» DATA EXTRACT
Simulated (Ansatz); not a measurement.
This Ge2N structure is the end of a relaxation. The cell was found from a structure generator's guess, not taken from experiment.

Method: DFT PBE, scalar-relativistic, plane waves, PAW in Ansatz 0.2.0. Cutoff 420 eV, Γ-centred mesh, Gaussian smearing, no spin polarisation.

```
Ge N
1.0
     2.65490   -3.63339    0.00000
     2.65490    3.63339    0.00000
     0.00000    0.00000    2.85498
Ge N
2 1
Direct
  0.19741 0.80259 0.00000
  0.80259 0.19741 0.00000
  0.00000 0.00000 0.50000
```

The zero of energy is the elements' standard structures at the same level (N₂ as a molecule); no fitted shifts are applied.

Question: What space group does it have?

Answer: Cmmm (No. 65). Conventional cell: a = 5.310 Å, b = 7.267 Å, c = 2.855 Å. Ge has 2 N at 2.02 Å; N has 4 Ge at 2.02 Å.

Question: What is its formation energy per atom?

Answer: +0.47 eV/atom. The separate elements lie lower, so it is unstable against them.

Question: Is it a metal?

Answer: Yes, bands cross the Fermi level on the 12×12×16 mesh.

» ACTION ITEM
With the line holding "Question: What is" as the first and the line holding "Question: Is it a metal?" as the last, set down that range of the entries above exactly, and nothing else.

» PROBLEM SOLUTION
Question: What is its formation energy per atom?

Answer: +0.47 eV/atom. The separate elements lie lower, so it is unstable against them.

Question: Is it a metal?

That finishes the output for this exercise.